Information supplied:
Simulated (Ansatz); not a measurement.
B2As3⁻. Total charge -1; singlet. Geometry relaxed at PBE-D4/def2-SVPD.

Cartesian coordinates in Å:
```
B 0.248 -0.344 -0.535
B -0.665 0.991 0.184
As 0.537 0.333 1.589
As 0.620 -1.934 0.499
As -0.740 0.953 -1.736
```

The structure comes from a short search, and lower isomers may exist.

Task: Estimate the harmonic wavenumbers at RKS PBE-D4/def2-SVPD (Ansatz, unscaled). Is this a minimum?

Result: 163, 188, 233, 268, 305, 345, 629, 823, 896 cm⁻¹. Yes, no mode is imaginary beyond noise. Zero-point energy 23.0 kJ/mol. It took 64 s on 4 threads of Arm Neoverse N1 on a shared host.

Requirement: Set down the material above again, word for word.

Exercise output:
Simulated (Ansatz); not a measurement.
B2As3⁻. Total charge -1; singlet. Geometry relaxed at PBE-D4/def2-SVPD.

Cartesian coordinates in Å:
```
B 0.248 -0.344 -0.535
B -0.665 0.991 0.184
As 0.537 0.333 1.589
As 0.620 -1.934 0.499
As -0.740 0.953 -1.736
```

The structure comes from a short search, and lower isomers may exist.

Task: Estimate the harmonic wavenumbers at RKS PBE-D4/def2-SVPD (Ansatz, unscaled). Is this a minimum?

Result: 163, 188, 233, 268, 305, 345, 629, 823, 896 cm⁻¹. Yes, no mode is imaginary beyond noise. Zero-point energy 23.0 kJ/mol. It took 64 s on 4 threads of Arm Neoverse N1 on a shared host.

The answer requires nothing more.